___

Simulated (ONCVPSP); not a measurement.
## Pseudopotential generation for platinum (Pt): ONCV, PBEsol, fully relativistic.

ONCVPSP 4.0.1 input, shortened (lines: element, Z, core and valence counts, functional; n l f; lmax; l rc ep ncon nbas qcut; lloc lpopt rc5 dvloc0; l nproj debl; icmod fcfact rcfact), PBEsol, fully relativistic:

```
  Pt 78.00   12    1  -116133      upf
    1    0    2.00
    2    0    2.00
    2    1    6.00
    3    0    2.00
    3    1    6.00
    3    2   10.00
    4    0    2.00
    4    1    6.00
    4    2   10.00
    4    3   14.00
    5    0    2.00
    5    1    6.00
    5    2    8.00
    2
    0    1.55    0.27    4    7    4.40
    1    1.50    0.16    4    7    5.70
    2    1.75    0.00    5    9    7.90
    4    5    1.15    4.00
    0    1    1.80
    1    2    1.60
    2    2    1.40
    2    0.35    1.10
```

___

Work request | The entire listing is to be reproduced without alteration.

Written answer |
Simulated (ONCVPSP); not a measurement.
## Pseudopotential generation for platinum (Pt): ONCV, PBEsol, fully relativistic.

ONCVPSP 4.0.1 input, shortened (lines: element, Z, core and valence counts, functional; n l f; lmax; l rc ep ncon nbas qcut; lloc lpopt rc5 dvloc0; l nproj debl; icmod fcfact rcfact), PBEsol, fully relativistic:

```
  Pt 78.00   12    1  -116133      upf
    1    0    2.00
    2    0    2.00
    2    1    6.00
    3    0    2.00
    3    1    6.00
    3    2   10.00
    4    0    2.00
    4    1    6.00
    4    2   10.00
    4    3   14.00
    5    0    2.00
    5    1    6.00
    5    2    8.00
    2
    0    1.55    0.27    4    7    4.40
    1    1.50    0.16    4    7    5.70
    2    1.75    0.00    5    9    7.90
    4    5    1.15    4.00
    0    1    1.80
    1    2    1.60
    2    2    1.40
    2    0.35    1.10
```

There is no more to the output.